## Exercise
Going down the listing below, print exactly each line from the one with "- E: kpoints.mp_grid.grid: 9" up to and including the one with "-0.002 | 0.23 |", and skip the rest.

··········

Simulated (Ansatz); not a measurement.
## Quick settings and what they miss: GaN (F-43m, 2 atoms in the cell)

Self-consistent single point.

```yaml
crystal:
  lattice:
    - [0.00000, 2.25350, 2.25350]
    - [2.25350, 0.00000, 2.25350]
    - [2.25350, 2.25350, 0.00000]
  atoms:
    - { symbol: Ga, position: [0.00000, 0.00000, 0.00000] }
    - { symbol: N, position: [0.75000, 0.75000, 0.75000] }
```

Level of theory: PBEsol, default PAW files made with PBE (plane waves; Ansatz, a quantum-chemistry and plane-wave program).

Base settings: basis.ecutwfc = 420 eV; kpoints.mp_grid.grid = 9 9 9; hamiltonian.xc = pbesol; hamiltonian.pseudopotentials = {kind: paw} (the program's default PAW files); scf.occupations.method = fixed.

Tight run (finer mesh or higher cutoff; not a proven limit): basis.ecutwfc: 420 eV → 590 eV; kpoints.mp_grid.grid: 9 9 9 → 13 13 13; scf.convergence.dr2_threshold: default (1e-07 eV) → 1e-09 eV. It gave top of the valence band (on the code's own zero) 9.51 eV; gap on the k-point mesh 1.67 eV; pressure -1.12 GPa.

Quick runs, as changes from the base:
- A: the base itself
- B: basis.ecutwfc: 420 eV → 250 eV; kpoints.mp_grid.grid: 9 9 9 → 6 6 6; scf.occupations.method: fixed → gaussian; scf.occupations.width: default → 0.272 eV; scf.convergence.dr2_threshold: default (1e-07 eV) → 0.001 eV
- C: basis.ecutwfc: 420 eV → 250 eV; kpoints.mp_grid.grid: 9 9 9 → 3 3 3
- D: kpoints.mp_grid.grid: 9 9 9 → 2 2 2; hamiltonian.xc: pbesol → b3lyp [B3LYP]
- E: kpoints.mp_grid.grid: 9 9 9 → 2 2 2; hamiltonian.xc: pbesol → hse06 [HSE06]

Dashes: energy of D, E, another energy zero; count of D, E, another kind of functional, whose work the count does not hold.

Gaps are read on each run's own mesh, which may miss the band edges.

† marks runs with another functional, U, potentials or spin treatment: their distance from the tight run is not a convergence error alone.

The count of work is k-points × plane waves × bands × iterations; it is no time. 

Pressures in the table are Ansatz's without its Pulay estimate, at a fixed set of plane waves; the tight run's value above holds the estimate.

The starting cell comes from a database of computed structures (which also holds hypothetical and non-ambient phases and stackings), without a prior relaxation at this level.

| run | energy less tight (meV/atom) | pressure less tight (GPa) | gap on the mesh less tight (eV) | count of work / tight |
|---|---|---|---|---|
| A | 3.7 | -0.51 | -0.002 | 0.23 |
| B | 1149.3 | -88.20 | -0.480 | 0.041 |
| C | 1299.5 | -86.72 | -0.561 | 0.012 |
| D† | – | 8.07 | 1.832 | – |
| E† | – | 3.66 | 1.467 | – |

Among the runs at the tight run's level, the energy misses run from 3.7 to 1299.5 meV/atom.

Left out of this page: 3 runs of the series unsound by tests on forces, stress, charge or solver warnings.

··········

## Exercise solution
- E: kpoints.mp_grid.grid: 9 9 9 → 2 2 2; hamiltonian.xc: pbesol → hse06 [HSE06]

Dashes: energy of D, E, another energy zero; count of D, E, another kind of functional, whose work the count does not hold.

Gaps are read on each run's own mesh, which may miss the band edges.

† marks runs with another functional, U, potentials or spin treatment: their distance from the tight run is not a convergence error alone.

The count of work is k-points × plane waves × bands × iterations; it is no time. 

Pressures in the table are Ansatz's without its Pulay estimate, at a fixed set of plane waves; the tight run's value above holds the estimate.

The starting cell comes from a database of computed structures (which also holds hypothetical and non-ambient phases and stackings), without a prior relaxation at this level.

| run | energy less tight (meV/atom) | pressure less tight (GPa) | gap on the mesh less tight (eV) | count of work / tight |
|---|---|---|---|---|
| A | 3.7 | -0.51 | -0.002 | 0.23 |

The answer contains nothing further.